Available data |
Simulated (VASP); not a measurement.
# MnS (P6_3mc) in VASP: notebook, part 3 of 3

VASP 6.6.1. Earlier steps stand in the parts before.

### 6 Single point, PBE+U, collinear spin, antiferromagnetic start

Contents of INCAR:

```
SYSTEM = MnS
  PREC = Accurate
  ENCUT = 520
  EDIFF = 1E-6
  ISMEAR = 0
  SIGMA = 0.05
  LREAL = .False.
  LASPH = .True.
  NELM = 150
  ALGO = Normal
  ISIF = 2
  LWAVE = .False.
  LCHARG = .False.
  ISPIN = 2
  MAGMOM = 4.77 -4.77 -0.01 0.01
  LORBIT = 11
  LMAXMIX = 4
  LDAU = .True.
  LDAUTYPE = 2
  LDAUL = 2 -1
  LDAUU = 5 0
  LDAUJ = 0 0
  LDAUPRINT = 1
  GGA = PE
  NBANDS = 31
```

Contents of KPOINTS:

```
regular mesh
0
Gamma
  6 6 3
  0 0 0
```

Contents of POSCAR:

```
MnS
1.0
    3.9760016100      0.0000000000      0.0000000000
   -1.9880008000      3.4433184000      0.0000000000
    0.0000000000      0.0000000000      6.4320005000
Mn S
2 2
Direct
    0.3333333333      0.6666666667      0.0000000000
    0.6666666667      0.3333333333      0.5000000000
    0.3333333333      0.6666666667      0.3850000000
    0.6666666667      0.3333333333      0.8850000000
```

Activity | An exact reproduction of the listing is needed.

Exercise result |
Simulated (VASP); not a measurement.
# MnS (P6_3mc) in VASP: notebook, part 3 of 3

VASP 6.6.1. Earlier steps stand in the parts before.

### 6 Single point, PBE+U, collinear spin, antiferromagnetic start

Contents of INCAR:

```
SYSTEM = MnS
  PREC = Accurate
  ENCUT = 520
  EDIFF = 1E-6
  ISMEAR = 0
  SIGMA = 0.05
  LREAL = .False.
  LASPH = .True.
  NELM = 150
  ALGO = Normal
  ISIF = 2
  LWAVE = .False.
  LCHARG = .False.
  ISPIN = 2
  MAGMOM = 4.77 -4.77 -0.01 0.01
  LORBIT = 11
  LMAXMIX = 4
  LDAU = .True.
  LDAUTYPE = 2
  LDAUL = 2 -1
  LDAUU = 5 0
  LDAUJ = 0 0
  LDAUPRINT = 1
  GGA = PE
  NBANDS = 31
```

Contents of KPOINTS:

```
regular mesh
0
Gamma
  6 6 3
  0 0 0
```

Contents of POSCAR:

```
MnS
1.0
    3.9760016100      0.0000000000      0.0000000000
   -1.9880008000      3.4433184000      0.0000000000
    0.0000000000      0.0000000000      6.4320005000
Mn S
2 2
Direct
    0.3333333333      0.6666666667      0.0000000000
    0.6666666667      0.3333333333      0.5000000000
    0.3333333333      0.6666666667      0.3850000000
    0.6666666667      0.3333333333      0.8850000000
```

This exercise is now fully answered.